→ **ASSIGNED TASK**
Repeat exactly the lines of the entries below from the one with "Level of theory: Kohn-Sham" through the one with "### Summarise the run.", both ends included, and nothing else.

### RECORDS SHOWN
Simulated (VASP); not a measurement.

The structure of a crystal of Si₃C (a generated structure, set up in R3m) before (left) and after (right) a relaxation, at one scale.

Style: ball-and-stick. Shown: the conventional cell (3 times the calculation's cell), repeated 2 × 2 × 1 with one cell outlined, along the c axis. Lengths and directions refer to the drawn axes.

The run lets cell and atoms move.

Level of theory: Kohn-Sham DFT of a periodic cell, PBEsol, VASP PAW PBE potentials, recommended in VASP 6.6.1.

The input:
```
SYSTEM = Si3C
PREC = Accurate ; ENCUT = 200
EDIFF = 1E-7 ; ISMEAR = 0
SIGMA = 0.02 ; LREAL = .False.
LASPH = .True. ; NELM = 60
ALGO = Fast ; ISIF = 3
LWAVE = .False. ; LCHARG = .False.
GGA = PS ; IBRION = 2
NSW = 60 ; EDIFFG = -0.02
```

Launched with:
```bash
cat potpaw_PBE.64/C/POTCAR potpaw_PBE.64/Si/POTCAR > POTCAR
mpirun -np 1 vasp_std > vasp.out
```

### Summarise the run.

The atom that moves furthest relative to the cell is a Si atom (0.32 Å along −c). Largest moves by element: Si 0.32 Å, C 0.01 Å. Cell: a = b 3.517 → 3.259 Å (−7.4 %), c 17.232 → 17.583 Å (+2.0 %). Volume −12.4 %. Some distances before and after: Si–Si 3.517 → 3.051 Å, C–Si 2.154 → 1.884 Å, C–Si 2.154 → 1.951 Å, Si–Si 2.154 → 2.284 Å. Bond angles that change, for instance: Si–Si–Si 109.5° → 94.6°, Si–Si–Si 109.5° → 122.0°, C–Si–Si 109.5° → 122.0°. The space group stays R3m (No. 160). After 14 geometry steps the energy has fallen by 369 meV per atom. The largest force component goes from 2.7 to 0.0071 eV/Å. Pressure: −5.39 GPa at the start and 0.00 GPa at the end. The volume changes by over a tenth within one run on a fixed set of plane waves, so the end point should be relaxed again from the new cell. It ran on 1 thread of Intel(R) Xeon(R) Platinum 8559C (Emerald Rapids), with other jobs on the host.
######

→ **WORKED SOLUTION**
Level of theory: Kohn-Sham DFT of a periodic cell, PBEsol, VASP PAW PBE potentials, recommended in VASP 6.6.1.

The input:
```
SYSTEM = Si3C
PREC = Accurate ; ENCUT = 200
EDIFF = 1E-7 ; ISMEAR = 0
SIGMA = 0.02 ; LREAL = .False.
LASPH = .True. ; NELM = 60
ALGO = Fast ; ISIF = 3
LWAVE = .False. ; LCHARG = .False.
GGA = PS ; IBRION = 2
NSW = 60 ; EDIFFG = -0.02
```

Launched with:
```bash
cat potpaw_PBE.64/C/POTCAR potpaw_PBE.64/Si/POTCAR > POTCAR
mpirun -np 1 vasp_std > vasp.out
```

### Summarise the run.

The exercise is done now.